◆ **REQUIREMENT**: Your response should consist of every record, exactly as given.

◆ **SOURCE INFORMATION**:
++++++

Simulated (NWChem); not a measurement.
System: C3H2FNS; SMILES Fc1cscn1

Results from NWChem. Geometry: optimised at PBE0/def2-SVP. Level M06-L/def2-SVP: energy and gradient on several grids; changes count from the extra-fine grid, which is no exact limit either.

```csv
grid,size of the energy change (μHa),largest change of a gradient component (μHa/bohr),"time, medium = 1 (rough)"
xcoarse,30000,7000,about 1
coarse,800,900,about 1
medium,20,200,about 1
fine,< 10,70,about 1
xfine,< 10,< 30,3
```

++++++

◆ **TASK OUTPUT**:
Simulated (NWChem); not a measurement.
System: C3H2FNS; SMILES Fc1cscn1

Results from NWChem. Geometry: optimised at PBE0/def2-SVP. Level M06-L/def2-SVP: energy and gradient on several grids; changes count from the extra-fine grid, which is no exact limit either.

```csv
grid,size of the energy change (μHa),largest change of a gradient component (μHa/bohr),"time, medium = 1 (rough)"
xcoarse,30000,7000,about 1
coarse,800,900,about 1
medium,20,200,about 1
fine,< 10,70,about 1
xfine,< 10,< 30,3
```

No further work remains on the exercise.